Start of Information provided
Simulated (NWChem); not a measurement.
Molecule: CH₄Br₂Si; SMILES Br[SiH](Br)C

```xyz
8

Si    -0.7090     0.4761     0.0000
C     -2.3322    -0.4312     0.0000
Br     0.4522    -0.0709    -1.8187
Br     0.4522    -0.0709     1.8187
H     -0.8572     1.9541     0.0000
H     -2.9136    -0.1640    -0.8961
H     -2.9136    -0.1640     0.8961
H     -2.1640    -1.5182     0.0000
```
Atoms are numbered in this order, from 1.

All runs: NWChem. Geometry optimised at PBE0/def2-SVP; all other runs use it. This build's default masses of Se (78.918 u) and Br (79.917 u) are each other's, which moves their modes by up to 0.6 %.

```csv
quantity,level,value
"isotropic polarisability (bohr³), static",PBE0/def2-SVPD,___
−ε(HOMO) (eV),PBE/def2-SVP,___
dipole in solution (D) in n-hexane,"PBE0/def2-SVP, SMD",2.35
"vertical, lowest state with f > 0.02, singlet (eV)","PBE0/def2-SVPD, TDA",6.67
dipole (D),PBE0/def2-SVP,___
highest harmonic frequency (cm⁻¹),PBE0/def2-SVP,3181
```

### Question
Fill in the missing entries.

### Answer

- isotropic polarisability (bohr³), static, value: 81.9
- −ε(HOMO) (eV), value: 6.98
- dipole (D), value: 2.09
End of Information provided

### Work order
Give the lines again, exactly as they stand, from the beginning of the data through the line with "- −ε(HOMO) (eV), value: 6.98".

### Result
Simulated (NWChem); not a measurement.
Molecule: CH₄Br₂Si; SMILES Br[SiH](Br)C

```xyz
8

Si    -0.7090     0.4761     0.0000
C     -2.3322    -0.4312     0.0000
Br     0.4522    -0.0709    -1.8187
Br     0.4522    -0.0709     1.8187
H     -0.8572     1.9541     0.0000
H     -2.9136    -0.1640    -0.8961
H     -2.9136    -0.1640     0.8961
H     -2.1640    -1.5182     0.0000
```
Atoms are numbered in this order, from 1.

All runs: NWChem. Geometry optimised at PBE0/def2-SVP; all other runs use it. This build's default masses of Se (78.918 u) and Br (79.917 u) are each other's, which moves their modes by up to 0.6 %.

```csv
quantity,level,value
"isotropic polarisability (bohr³), static",PBE0/def2-SVPD,___
−ε(HOMO) (eV),PBE/def2-SVP,___
dipole in solution (D) in n-hexane,"PBE0/def2-SVP, SMD",2.35
"vertical, lowest state with f > 0.02, singlet (eV)","PBE0/def2-SVPD, TDA",6.67
dipole (D),PBE0/def2-SVP,___
highest harmonic frequency (cm⁻¹),PBE0/def2-SVP,3181
```

### Question
Fill in the missing entries.

### Answer

- isotropic polarisability (bohr³), static, value: 81.9
- −ε(HOMO) (eV), value: 6.98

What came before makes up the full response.